Segment Open

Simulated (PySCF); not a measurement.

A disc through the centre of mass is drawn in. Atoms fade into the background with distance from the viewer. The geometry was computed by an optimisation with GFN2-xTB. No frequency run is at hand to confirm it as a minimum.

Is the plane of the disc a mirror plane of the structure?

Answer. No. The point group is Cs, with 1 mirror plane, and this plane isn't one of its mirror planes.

Segment Closed

_Required action_
All the entries above must be repeated exactly as they were given.

_Response area_
Simulated (PySCF); not a measurement.

A disc through the centre of mass is drawn in. Atoms fade into the background with distance from the viewer. The geometry was computed by an optimisation with GFN2-xTB. No frequency run is at hand to confirm it as a minimum.

Is the plane of the disc a mirror plane of the structure?

Answer. No. The point group is Cs, with 1 mirror plane, and this plane isn't one of its mirror planes.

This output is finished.